§ **Task item**
In full and without alteration, write out the data below.

§ **Dataset excerpts**
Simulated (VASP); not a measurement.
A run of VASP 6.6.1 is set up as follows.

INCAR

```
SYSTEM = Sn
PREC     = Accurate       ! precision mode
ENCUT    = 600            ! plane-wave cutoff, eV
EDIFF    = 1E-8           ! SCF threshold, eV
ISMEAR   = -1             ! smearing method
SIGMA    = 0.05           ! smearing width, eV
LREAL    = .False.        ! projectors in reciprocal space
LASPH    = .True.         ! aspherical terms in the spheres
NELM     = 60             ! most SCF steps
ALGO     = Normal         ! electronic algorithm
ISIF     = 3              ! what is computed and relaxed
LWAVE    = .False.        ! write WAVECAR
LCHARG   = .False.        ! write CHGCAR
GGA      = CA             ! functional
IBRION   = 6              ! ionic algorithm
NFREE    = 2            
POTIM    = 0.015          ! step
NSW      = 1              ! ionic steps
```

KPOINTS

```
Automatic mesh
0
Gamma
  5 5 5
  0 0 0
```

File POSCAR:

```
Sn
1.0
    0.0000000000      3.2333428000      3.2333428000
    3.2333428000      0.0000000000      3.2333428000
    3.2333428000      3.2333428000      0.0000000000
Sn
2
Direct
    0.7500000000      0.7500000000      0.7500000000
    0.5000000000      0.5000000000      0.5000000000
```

§ **Response box**
Simulated (VASP); not a measurement.
A run of VASP 6.6.1 is set up as follows.

INCAR

```
SYSTEM = Sn
PREC     = Accurate       ! precision mode
ENCUT    = 600            ! plane-wave cutoff, eV
EDIFF    = 1E-8           ! SCF threshold, eV
ISMEAR   = -1             ! smearing method
SIGMA    = 0.05           ! smearing width, eV
LREAL    = .False.        ! projectors in reciprocal space
LASPH    = .True.         ! aspherical terms in the spheres
NELM     = 60             ! most SCF steps
ALGO     = Normal         ! electronic algorithm
ISIF     = 3              ! what is computed and relaxed
LWAVE    = .False.        ! write WAVECAR
LCHARG   = .False.        ! write CHGCAR
GGA      = CA             ! functional
IBRION   = 6              ! ionic algorithm
NFREE    = 2            
POTIM    = 0.015          ! step
NSW      = 1              ! ionic steps
```

KPOINTS

```
Automatic mesh
0
Gamma
  5 5 5
  0 0 0
```

File POSCAR:

```
Sn
1.0
    0.0000000000      3.2333428000      3.2333428000
    3.2333428000      0.0000000000      3.2333428000
    3.2333428000      3.2333428000      0.0000000000
Sn
2
Direct
    0.7500000000      0.7500000000      0.7500000000
    0.5000000000      0.5000000000      0.5000000000
```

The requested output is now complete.